### Required action
Restating the data word for word is all that is required.

### Dataset entries
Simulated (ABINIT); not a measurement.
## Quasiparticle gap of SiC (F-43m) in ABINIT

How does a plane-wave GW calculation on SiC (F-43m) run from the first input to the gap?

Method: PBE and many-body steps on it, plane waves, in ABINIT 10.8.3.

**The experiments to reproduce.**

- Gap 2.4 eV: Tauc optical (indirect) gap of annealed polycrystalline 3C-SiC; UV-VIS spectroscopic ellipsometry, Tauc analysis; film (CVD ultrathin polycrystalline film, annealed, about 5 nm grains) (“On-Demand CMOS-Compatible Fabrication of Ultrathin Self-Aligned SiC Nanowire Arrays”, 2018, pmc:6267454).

### Written answer
Simulated (ABINIT); not a measurement.
## Quasiparticle gap of SiC (F-43m) in ABINIT

How does a plane-wave GW calculation on SiC (F-43m) run from the first input to the gap?

Method: PBE and many-body steps on it, plane waves, in ABINIT 10.8.3.

**The experiments to reproduce.**

- Gap 2.4 eV: Tauc optical (indirect) gap of annealed polycrystalline 3C-SiC; UV-VIS spectroscopic ellipsometry, Tauc analysis; film (CVD ultrathin polycrystalline film, annealed, about 5 nm grains) (“On-Demand CMOS-Compatible Fabrication of Ultrathin Self-Aligned SiC Nanowire Arrays”, 2018, pmc:6267454).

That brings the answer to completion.